Work order - From the first line of the data through the line containing "components (eV/Å): 0.247.", return each line exactly.

┌────────
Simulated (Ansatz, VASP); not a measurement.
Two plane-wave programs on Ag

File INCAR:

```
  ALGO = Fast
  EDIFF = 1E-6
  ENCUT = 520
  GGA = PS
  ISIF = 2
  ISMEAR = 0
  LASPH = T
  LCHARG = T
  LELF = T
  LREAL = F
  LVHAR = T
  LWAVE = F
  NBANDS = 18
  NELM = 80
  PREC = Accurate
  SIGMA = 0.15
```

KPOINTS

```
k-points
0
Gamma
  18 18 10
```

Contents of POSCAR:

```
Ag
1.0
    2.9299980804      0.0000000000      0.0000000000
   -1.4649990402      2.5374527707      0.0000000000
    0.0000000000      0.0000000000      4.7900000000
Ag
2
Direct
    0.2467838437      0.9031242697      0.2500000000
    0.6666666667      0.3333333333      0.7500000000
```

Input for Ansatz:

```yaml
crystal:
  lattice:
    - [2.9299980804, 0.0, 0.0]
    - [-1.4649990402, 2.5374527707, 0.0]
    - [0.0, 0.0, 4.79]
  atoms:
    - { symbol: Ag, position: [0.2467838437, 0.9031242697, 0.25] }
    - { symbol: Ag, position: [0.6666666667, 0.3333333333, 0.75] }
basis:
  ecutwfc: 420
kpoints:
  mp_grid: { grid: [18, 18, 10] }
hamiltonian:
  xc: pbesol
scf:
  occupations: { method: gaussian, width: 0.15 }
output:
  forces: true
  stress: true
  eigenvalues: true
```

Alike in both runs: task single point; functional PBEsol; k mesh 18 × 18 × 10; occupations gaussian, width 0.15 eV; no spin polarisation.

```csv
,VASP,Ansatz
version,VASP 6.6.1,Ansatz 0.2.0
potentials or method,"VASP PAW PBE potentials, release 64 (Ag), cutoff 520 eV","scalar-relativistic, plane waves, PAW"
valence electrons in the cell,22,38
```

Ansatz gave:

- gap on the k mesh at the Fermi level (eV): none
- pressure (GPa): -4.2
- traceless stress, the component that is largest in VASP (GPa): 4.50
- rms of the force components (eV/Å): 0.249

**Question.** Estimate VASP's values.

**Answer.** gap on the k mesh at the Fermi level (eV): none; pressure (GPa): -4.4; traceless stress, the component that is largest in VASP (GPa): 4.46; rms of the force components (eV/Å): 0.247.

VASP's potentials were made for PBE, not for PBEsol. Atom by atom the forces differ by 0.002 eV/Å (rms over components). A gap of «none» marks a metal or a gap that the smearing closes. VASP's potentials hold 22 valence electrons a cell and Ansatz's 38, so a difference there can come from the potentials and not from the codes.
└────────

Answer section -
Simulated (Ansatz, VASP); not a measurement.
Two plane-wave programs on Ag

File INCAR:

```
  ALGO = Fast
  EDIFF = 1E-6
  ENCUT = 520
  GGA = PS
  ISIF = 2
  ISMEAR = 0
  LASPH = T
  LCHARG = T
  LELF = T
  LREAL = F
  LVHAR = T
  LWAVE = F
  NBANDS = 18
  NELM = 80
  PREC = Accurate
  SIGMA = 0.15
```

KPOINTS

```
k-points
0
Gamma
  18 18 10
```

Contents of POSCAR:

```
Ag
1.0
    2.9299980804      0.0000000000      0.0000000000
   -1.4649990402      2.5374527707      0.0000000000
    0.0000000000      0.0000000000      4.7900000000
Ag
2
Direct
    0.2467838437      0.9031242697      0.2500000000
    0.6666666667      0.3333333333      0.7500000000
```

Input for Ansatz:

```yaml
crystal:
  lattice:
    - [2.9299980804, 0.0, 0.0]
    - [-1.4649990402, 2.5374527707, 0.0]
    - [0.0, 0.0, 4.79]
  atoms:
    - { symbol: Ag, position: [0.2467838437, 0.9031242697, 0.25] }
    - { symbol: Ag, position: [0.6666666667, 0.3333333333, 0.75] }
basis:
  ecutwfc: 420
kpoints:
  mp_grid: { grid: [18, 18, 10] }
hamiltonian:
  xc: pbesol
scf:
  occupations: { method: gaussian, width: 0.15 }
output:
  forces: true
  stress: true
  eigenvalues: true
```

Alike in both runs: task single point; functional PBEsol; k mesh 18 × 18 × 10; occupations gaussian, width 0.15 eV; no spin polarisation.

```csv
,VASP,Ansatz
version,VASP 6.6.1,Ansatz 0.2.0
potentials or method,"VASP PAW PBE potentials, release 64 (Ag), cutoff 520 eV","scalar-relativistic, plane waves, PAW"
valence electrons in the cell,22,38
```

Ansatz gave:

- gap on the k mesh at the Fermi level (eV): none
- pressure (GPa): -4.2
- traceless stress, the component that is largest in VASP (GPa): 4.50
- rms of the force components (eV/Å): 0.249

**Question.** Estimate VASP's values.

**Answer.** gap on the k mesh at the Fermi level (eV): none; pressure (GPa): -4.4; traceless stress, the component that is largest in VASP (GPa): 4.46; rms of the force components (eV/Å): 0.247.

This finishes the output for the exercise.